*Brief*
Nothing but the entries, copied exactly, should appear in the response.

______________________________
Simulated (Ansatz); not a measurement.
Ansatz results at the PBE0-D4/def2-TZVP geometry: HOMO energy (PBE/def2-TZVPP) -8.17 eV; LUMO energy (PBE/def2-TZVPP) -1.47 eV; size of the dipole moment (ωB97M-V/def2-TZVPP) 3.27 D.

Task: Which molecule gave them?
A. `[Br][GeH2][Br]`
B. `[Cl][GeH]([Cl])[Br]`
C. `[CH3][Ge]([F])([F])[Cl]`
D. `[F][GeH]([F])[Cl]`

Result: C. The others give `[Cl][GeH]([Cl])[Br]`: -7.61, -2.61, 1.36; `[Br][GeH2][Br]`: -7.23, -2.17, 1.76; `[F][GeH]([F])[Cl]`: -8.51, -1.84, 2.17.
______________________________

*Your response*
Simulated (Ansatz); not a measurement.
Ansatz results at the PBE0-D4/def2-TZVP geometry: HOMO energy (PBE/def2-TZVPP) -8.17 eV; LUMO energy (PBE/def2-TZVPP) -1.47 eV; size of the dipole moment (ωB97M-V/def2-TZVPP) 3.27 D.

Task: Which molecule gave them?
A. `[Br][GeH2][Br]`
B. `[Cl][GeH]([Cl])[Br]`
C. `[CH3][Ge]([F])([F])[Cl]`
D. `[F][GeH]([F])[Cl]`

Result: C. The others give `[Cl][GeH]([Cl])[Br]`: -7.61, -2.61, 1.36; `[Br][GeH2][Br]`: -7.23, -2.17, 1.76; `[F][GeH]([F])[Cl]`: -8.51, -1.84, 2.17.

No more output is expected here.